• _Assigned task_
Would you repeat exactly the part of the listing below that runs from the line containing "Result: PBE0/def2-TZVP 0.34" down to the line containing "Task: The measured mean", inclusive, and nothing else?

• _Provided information_
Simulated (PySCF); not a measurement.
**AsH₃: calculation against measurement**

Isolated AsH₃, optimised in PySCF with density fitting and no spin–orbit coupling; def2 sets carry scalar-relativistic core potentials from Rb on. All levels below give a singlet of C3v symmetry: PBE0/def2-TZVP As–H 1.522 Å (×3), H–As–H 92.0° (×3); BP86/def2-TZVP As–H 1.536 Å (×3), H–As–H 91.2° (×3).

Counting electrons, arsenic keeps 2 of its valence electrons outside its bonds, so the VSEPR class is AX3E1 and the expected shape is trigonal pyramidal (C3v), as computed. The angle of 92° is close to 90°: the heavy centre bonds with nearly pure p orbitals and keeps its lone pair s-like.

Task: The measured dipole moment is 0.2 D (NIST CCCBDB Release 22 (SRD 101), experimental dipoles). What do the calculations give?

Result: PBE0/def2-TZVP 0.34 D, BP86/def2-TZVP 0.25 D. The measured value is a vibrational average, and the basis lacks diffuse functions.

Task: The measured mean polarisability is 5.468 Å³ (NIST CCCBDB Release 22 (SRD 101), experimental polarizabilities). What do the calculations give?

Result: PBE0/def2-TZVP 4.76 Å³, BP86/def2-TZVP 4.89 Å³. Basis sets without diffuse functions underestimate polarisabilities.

• _Exercise answer_
Result: PBE0/def2-TZVP 0.34 D, BP86/def2-TZVP 0.25 D. The measured value is a vibrational average, and the basis lacks diffuse functions.

Task: The measured mean polarisability is 5.468 Å³ (NIST CCCBDB Release 22 (SRD 101), experimental polarizabilities). What do the calculations give?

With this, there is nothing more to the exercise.